WORK INSTRUCTION » The whole listing should be written out again exactly.

::: SOURCE MATERIAL
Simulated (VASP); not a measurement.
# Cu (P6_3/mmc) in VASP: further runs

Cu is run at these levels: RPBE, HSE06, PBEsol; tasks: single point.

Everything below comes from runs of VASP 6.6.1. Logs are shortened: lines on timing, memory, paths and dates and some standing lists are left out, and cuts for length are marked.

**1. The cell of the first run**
::::::

ANSWER AREA »
Simulated (VASP); not a measurement.
# Cu (P6_3/mmc) in VASP: further runs

Cu is run at these levels: RPBE, HSE06, PBEsol; tasks: single point.

Everything below comes from runs of VASP 6.6.1. Logs are shortened: lines on timing, memory, paths and dates and some standing lists are left out, and cuts for length are marked.

**1. The cell of the first run**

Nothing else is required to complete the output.